» **Brief**:
When you reach the line that contains "101), experimental dipoles)." in the data below, start reproducing lines exactly, and stop after the line that contains "The computed dipoles".

▼▼▼
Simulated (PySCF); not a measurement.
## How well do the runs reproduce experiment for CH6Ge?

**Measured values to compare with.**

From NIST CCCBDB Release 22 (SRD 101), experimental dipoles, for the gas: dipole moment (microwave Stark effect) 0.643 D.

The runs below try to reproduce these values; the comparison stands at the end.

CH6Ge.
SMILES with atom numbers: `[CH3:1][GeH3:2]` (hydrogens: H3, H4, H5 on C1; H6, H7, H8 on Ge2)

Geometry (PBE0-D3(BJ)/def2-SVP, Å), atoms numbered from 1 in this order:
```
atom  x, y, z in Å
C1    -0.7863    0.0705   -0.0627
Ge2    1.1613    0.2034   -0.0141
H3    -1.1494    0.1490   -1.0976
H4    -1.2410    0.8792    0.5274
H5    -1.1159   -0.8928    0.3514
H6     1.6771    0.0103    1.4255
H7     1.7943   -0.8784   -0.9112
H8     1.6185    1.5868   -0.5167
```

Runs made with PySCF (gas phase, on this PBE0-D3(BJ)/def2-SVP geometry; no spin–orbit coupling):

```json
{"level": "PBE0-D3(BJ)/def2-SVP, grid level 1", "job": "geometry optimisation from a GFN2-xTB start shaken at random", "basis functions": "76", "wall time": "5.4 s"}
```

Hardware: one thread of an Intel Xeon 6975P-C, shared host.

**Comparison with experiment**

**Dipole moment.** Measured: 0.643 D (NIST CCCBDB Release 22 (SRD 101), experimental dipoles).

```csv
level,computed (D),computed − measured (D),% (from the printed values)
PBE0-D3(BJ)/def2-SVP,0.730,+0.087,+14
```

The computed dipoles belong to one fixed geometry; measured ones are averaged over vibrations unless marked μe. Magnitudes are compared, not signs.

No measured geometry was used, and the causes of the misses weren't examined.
▲▲▲

» **Problem solution**:
**Dipole moment.** Measured: 0.643 D (NIST CCCBDB Release 22 (SRD 101), experimental dipoles).

```csv
level,computed (D),computed − measured (D),% (from the printed values)
PBE0-D3(BJ)/def2-SVP,0.730,+0.087,+14
```

The computed dipoles belong to one fixed geometry; measured ones are averaged over vibrations unless marked μe. Magnitudes are compared, not signs.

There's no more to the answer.